### Activity
The material below holds a span beginning at the line with "Computed with Ansatz" and ending at the line with "It takes space". Quote that span exactly, both ends included, and only that span.

### Extracted material
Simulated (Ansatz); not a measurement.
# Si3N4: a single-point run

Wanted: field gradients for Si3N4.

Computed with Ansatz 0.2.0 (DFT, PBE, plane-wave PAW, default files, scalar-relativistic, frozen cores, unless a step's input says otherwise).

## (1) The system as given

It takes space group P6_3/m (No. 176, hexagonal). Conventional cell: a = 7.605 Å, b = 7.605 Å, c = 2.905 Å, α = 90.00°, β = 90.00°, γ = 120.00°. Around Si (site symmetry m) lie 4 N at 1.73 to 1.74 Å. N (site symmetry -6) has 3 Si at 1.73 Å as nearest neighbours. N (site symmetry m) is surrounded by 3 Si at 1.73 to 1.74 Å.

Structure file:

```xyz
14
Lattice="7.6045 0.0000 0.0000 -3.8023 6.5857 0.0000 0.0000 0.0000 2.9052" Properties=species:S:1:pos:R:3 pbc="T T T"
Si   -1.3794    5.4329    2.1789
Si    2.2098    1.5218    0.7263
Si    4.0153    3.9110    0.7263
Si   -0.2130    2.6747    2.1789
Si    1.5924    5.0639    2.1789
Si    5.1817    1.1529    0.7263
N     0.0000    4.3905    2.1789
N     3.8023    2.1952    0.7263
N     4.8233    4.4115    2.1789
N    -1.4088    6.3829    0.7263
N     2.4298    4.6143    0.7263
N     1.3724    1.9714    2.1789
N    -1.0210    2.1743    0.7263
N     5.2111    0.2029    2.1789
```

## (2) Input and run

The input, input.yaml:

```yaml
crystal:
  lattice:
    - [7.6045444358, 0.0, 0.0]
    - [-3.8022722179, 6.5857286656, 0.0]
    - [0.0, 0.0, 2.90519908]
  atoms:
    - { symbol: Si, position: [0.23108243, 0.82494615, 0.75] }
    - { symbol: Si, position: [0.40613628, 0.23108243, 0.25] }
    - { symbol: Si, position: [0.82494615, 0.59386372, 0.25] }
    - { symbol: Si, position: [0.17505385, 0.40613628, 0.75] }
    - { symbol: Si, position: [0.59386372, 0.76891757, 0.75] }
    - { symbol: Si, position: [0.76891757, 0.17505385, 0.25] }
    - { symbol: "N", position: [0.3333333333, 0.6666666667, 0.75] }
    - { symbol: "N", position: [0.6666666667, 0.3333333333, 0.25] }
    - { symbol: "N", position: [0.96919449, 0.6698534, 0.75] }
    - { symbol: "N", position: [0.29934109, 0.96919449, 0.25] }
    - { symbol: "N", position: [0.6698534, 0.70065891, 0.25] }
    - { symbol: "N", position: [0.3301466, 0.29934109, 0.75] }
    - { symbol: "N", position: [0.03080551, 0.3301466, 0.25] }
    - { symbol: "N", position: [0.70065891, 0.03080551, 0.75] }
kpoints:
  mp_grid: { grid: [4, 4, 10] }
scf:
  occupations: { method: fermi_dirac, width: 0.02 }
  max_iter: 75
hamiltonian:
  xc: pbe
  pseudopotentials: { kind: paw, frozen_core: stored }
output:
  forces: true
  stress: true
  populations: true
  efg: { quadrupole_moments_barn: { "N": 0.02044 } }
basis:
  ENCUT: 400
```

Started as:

### Exercise output
Computed with Ansatz 0.2.0 (DFT, PBE, plane-wave PAW, default files, scalar-relativistic, frozen cores, unless a step's input says otherwise).

## (1) The system as given

It takes space group P6_3/m (No. 176, hexagonal). Conventional cell: a = 7.605 Å, b = 7.605 Å, c = 2.905 Å, α = 90.00°, β = 90.00°, γ = 120.00°. Around Si (site symmetry m) lie 4 N at 1.73 to 1.74 Å. N (site symmetry -6) has 3 Si at 1.73 Å as nearest neighbours. N (site symmetry m) is surrounded by 3 Si at 1.73 to 1.74 Å.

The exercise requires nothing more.